| Work task |
Retype the listing that follows, word for word.

★ ★ ★ ★

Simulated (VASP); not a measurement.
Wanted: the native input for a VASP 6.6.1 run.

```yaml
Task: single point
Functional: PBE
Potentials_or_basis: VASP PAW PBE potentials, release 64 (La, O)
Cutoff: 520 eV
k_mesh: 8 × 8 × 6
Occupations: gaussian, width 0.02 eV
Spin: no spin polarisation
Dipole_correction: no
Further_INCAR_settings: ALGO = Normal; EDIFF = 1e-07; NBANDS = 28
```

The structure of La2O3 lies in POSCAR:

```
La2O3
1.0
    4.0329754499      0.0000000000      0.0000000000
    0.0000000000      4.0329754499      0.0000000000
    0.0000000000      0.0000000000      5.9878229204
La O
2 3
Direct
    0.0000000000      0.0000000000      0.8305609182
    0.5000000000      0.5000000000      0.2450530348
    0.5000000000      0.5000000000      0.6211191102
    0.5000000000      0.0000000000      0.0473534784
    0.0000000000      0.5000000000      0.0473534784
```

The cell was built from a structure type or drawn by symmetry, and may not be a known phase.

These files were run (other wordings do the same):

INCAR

★ ★ ★ ★

| Task result |
Simulated (VASP); not a measurement.
Wanted: the native input for a VASP 6.6.1 run.

```yaml
Task: single point
Functional: PBE
Potentials_or_basis: VASP PAW PBE potentials, release 64 (La, O)
Cutoff: 520 eV
k_mesh: 8 × 8 × 6
Occupations: gaussian, width 0.02 eV
Spin: no spin polarisation
Dipole_correction: no
Further_INCAR_settings: ALGO = Normal; EDIFF = 1e-07; NBANDS = 28
```

The structure of La2O3 lies in POSCAR:

```
La2O3
1.0
    4.0329754499      0.0000000000      0.0000000000
    0.0000000000      4.0329754499      0.0000000000
    0.0000000000      0.0000000000      5.9878229204
La O
2 3
Direct
    0.0000000000      0.0000000000      0.8305609182
    0.5000000000      0.5000000000      0.2450530348
    0.5000000000      0.5000000000      0.6211191102
    0.5000000000      0.0000000000      0.0473534784
    0.0000000000      0.5000000000      0.0473534784
```

The cell was built from a structure type or drawn by symmetry, and may not be a known phase.

These files were run (other wordings do the same):

INCAR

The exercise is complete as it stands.